WORK ORDER: Look through the material below. Return exactly the lines from the one with "0.01 0.01 | 0.00 |" through the one with "0.06 0.02 | 0.00 |", both included.

RECORDS PROVIDED:
= = =
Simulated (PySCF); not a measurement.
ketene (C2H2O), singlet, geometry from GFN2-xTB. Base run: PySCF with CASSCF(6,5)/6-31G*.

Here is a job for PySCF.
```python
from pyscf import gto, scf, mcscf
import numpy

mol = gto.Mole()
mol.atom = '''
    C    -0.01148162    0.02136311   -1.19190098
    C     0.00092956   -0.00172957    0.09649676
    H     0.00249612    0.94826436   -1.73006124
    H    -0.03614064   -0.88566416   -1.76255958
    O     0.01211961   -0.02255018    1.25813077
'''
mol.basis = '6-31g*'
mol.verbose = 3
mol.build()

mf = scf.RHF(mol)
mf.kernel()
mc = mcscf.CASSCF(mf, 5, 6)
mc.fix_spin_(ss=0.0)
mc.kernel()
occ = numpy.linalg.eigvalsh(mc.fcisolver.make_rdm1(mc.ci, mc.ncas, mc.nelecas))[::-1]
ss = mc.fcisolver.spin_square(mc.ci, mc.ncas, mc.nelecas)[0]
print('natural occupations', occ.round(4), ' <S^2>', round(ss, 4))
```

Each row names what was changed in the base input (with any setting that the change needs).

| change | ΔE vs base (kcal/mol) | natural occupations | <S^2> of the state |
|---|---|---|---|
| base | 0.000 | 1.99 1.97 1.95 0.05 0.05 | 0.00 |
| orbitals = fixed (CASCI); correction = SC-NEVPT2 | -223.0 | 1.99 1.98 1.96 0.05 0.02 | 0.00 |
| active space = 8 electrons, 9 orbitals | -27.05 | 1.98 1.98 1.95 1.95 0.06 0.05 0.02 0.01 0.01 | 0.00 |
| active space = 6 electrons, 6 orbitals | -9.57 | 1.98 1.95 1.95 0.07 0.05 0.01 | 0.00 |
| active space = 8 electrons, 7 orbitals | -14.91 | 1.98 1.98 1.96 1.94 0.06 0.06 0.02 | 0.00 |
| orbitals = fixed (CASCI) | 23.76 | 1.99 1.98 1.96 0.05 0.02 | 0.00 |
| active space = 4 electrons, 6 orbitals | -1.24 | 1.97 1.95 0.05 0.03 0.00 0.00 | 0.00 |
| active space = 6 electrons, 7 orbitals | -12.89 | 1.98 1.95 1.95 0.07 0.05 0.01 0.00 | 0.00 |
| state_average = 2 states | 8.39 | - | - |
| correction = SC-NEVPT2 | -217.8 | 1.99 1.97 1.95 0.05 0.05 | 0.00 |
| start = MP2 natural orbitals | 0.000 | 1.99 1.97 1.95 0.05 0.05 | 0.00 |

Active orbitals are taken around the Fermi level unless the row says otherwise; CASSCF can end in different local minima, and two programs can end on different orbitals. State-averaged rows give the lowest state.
= = =

RESPONSE:
| active space = 8 electrons, 9 orbitals | -27.05 | 1.98 1.98 1.95 1.95 0.06 0.05 0.02 0.01 0.01 | 0.00 |
| active space = 6 electrons, 6 orbitals | -9.57 | 1.98 1.95 1.95 0.07 0.05 0.01 | 0.00 |
| active space = 8 electrons, 7 orbitals | -14.91 | 1.98 1.98 1.96 1.94 0.06 0.06 0.02 | 0.00 |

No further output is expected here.